** Data shown follows **
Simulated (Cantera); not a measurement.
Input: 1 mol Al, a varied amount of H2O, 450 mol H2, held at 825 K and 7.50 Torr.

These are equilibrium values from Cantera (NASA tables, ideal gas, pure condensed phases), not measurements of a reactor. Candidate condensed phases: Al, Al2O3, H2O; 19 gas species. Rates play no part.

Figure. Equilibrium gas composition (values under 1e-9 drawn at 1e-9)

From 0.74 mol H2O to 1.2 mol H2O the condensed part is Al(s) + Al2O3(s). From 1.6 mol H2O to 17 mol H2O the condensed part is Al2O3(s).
** End of Data shown **

## Assigned task:
Above are the entries. Copy exactly the part that opens with the line containing "Input: 1 mol" and closes with the line containing "Figure. Equilibrium gas", and no more.

## Answer box:
Input: 1 mol Al, a varied amount of H2O, 450 mol H2, held at 825 K and 7.50 Torr.

These are equilibrium values from Cantera (NASA tables, ideal gas, pure condensed phases), not measurements of a reactor. Candidate condensed phases: Al, Al2O3, H2O; 19 gas species. Rates play no part.

Figure. Equilibrium gas composition (values under 1e-9 drawn at 1e-9)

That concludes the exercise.